ACTIVITY: The line containing "Computed with Ansatz" marks the end: quote every line from the start of the records below through it, word for word.

>>>

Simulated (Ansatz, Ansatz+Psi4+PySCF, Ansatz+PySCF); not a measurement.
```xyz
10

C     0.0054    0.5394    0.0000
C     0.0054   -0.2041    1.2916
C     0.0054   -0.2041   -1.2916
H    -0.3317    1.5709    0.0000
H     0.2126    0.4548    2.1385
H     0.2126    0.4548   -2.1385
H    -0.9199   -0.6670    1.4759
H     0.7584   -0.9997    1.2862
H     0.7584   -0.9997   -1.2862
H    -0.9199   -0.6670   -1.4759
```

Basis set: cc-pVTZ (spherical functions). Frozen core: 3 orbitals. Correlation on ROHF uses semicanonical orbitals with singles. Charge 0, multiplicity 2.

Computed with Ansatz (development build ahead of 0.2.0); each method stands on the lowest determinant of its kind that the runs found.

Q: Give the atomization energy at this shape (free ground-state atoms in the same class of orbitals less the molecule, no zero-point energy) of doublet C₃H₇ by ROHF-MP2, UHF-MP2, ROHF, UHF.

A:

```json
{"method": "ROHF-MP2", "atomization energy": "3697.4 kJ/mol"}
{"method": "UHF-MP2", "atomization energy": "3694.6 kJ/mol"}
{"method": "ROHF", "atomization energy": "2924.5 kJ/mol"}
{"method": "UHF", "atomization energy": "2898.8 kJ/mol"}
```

<<<

RESPONSE:
Simulated (Ansatz, Ansatz+Psi4+PySCF, Ansatz+PySCF); not a measurement.
```xyz
10

C     0.0054    0.5394    0.0000
C     0.0054   -0.2041    1.2916
C     0.0054   -0.2041   -1.2916
H    -0.3317    1.5709    0.0000
H     0.2126    0.4548    2.1385
H     0.2126    0.4548   -2.1385
H    -0.9199   -0.6670    1.4759
H     0.7584   -0.9997    1.2862
H     0.7584   -0.9997   -1.2862
H    -0.9199   -0.6670   -1.4759
```

Basis set: cc-pVTZ (spherical functions). Frozen core: 3 orbitals. Correlation on ROHF uses semicanonical orbitals with singles. Charge 0, multiplicity 2.

Computed with Ansatz (development build ahead of 0.2.0); each method stands on the lowest determinant of its kind that the runs found.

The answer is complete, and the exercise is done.